--- Requirement ---
Every record must be written out once more, with nothing added or omitted.

==================================================
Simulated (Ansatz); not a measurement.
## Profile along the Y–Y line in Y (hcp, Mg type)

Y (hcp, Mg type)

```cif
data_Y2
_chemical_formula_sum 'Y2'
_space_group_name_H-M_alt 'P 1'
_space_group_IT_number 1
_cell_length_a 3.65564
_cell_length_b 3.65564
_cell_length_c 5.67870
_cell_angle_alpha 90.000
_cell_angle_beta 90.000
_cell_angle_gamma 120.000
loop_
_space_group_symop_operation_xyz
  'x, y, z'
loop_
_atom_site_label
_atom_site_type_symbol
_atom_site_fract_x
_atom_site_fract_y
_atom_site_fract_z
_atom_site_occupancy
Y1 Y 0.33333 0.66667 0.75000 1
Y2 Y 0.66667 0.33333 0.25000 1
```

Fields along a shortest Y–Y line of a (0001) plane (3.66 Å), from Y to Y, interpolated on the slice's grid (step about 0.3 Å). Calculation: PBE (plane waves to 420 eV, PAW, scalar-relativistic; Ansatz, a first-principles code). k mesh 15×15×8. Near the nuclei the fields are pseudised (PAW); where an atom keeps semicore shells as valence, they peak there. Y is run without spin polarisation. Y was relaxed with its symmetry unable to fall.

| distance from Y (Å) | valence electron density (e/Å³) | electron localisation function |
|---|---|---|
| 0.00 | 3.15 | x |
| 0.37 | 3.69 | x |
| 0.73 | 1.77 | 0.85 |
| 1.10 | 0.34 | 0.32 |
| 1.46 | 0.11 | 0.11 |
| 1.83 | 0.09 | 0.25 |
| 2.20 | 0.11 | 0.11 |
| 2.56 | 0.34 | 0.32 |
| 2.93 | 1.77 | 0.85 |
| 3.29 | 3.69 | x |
==================================================

--- Answer box ---
Simulated (Ansatz); not a measurement.
## Profile along the Y–Y line in Y (hcp, Mg type)

Y (hcp, Mg type)

```cif
data_Y2
_chemical_formula_sum 'Y2'
_space_group_name_H-M_alt 'P 1'
_space_group_IT_number 1
_cell_length_a 3.65564
_cell_length_b 3.65564
_cell_length_c 5.67870
_cell_angle_alpha 90.000
_cell_angle_beta 90.000
_cell_angle_gamma 120.000
loop_
_space_group_symop_operation_xyz
  'x, y, z'
loop_
_atom_site_label
_atom_site_type_symbol
_atom_site_fract_x
_atom_site_fract_y
_atom_site_fract_z
_atom_site_occupancy
Y1 Y 0.33333 0.66667 0.75000 1
Y2 Y 0.66667 0.33333 0.25000 1
```

Fields along a shortest Y–Y line of a (0001) plane (3.66 Å), from Y to Y, interpolated on the slice's grid (step about 0.3 Å). Calculation: PBE (plane waves to 420 eV, PAW, scalar-relativistic; Ansatz, a first-principles code). k mesh 15×15×8. Near the nuclei the fields are pseudised (PAW); where an atom keeps semicore shells as valence, they peak there. Y is run without spin polarisation. Y was relaxed with its symmetry unable to fall.

| distance from Y (Å) | valence electron density (e/Å³) | electron localisation function |
|---|---|---|
| 0.00 | 3.15 | x |
| 0.37 | 3.69 | x |
| 0.73 | 1.77 | 0.85 |
| 1.10 | 0.34 | 0.32 |
| 1.46 | 0.11 | 0.11 |
| 1.83 | 0.09 | 0.25 |
| 2.20 | 0.11 | 0.11 |
| 2.56 | 0.34 | 0.32 |
| 2.93 | 1.77 | 0.85 |
| 3.29 | 3.69 | x |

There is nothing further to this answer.